# [Exercise]
When the line with "Item | Value |" appears below, start repeating lines exactly, and keep going through the line with "NBANDS = 55 |"; add nothing outside that span.

-*-*-

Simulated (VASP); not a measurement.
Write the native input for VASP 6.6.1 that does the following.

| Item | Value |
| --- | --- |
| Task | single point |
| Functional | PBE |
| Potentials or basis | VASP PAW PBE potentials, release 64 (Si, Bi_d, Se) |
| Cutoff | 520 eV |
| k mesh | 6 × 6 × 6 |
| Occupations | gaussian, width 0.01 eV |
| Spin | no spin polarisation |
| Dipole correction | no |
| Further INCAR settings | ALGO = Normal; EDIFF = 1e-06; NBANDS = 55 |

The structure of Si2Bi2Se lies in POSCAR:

-*-*-

# [Exercise solution]
| Item | Value |
| --- | --- |
| Task | single point |
| Functional | PBE |
| Potentials or basis | VASP PAW PBE potentials, release 64 (Si, Bi_d, Se) |
| Cutoff | 520 eV |
| k mesh | 6 × 6 × 6 |
| Occupations | gaussian, width 0.01 eV |
| Spin | no spin polarisation |
| Dipole correction | no |
| Further INCAR settings | ALGO = Normal; EDIFF = 1e-06; NBANDS = 55 |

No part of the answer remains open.